-- Work task --
What appears from the first line of the data below through the line containing "System: CuAu(100) (P4/mmm", both included, should be copied exactly, and nothing else.

*** Opening Dataset content ***

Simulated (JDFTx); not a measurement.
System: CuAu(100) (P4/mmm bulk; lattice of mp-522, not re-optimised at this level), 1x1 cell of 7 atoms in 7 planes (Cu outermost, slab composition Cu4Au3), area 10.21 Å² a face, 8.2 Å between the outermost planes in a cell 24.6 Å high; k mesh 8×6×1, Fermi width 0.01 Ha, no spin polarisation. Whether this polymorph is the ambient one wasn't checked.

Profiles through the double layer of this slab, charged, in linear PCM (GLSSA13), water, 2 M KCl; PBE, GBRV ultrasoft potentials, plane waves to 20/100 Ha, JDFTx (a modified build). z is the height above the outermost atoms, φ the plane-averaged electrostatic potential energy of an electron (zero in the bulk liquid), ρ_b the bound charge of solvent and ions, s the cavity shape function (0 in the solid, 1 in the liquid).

*** Closing Dataset content ***

-- Answer area --
Simulated (JDFTx); not a measurement.
System: CuAu(100) (P4/mmm bulk; lattice of mp-522, not re-optimised at this level), 1x1 cell of 7 atoms in 7 planes (Cu outermost, slab composition Cu4Au3), area 10.21 Å² a face, 8.2 Å between the outermost planes in a cell 24.6 Å high; k mesh 8×6×1, Fermi width 0.01 Ha, no spin polarisation. Whether this polymorph is the ambient one wasn't checked.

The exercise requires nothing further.